§ Exercise
Repeat every record exactly.

/---
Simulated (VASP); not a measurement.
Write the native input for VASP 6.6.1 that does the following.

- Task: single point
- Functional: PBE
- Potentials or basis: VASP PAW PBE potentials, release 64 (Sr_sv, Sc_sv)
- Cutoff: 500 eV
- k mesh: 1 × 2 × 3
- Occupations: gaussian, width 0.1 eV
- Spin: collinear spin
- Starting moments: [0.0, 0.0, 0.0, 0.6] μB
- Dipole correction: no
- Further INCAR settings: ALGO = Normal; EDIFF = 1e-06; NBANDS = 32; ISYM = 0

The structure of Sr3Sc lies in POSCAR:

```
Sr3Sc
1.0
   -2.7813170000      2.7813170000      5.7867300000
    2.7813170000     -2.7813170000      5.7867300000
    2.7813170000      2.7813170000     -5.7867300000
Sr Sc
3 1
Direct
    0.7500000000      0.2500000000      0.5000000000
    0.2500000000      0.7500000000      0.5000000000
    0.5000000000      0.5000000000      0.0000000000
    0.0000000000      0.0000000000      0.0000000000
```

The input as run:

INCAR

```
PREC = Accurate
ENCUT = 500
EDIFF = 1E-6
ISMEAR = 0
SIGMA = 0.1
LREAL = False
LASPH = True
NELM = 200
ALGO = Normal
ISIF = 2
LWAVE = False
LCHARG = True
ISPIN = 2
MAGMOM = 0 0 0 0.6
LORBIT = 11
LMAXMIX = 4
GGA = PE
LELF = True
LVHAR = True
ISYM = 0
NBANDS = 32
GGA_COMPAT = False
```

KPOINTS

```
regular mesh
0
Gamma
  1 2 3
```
\---

§ Exercise result
Simulated (VASP); not a measurement.
Write the native input for VASP 6.6.1 that does the following.

- Task: single point
- Functional: PBE
- Potentials or basis: VASP PAW PBE potentials, release 64 (Sr_sv, Sc_sv)
- Cutoff: 500 eV
- k mesh: 1 × 2 × 3
- Occupations: gaussian, width 0.1 eV
- Spin: collinear spin
- Starting moments: [0.0, 0.0, 0.0, 0.6] μB
- Dipole correction: no
- Further INCAR settings: ALGO = Normal; EDIFF = 1e-06; NBANDS = 32; ISYM = 0

The structure of Sr3Sc lies in POSCAR:

```
Sr3Sc
1.0
   -2.7813170000      2.7813170000      5.7867300000
    2.7813170000     -2.7813170000      5.7867300000
    2.7813170000      2.7813170000     -5.7867300000
Sr Sc
3 1
Direct
    0.7500000000      0.2500000000      0.5000000000
    0.2500000000      0.7500000000      0.5000000000
    0.5000000000      0.5000000000      0.0000000000
    0.0000000000      0.0000000000      0.0000000000
```

The input as run:

INCAR

```
PREC = Accurate
ENCUT = 500
EDIFF = 1E-6
ISMEAR = 0
SIGMA = 0.1
LREAL = False
LASPH = True
NELM = 200
ALGO = Normal
ISIF = 2
LWAVE = False
LCHARG = True
ISPIN = 2
MAGMOM = 0 0 0 0.6
LORBIT = 11
LMAXMIX = 4
GGA = PE
LELF = True
LVHAR = True
ISYM = 0
NBANDS = 32
GGA_COMPAT = False
```

KPOINTS

```
regular mesh
0
Gamma
  1 2 3
```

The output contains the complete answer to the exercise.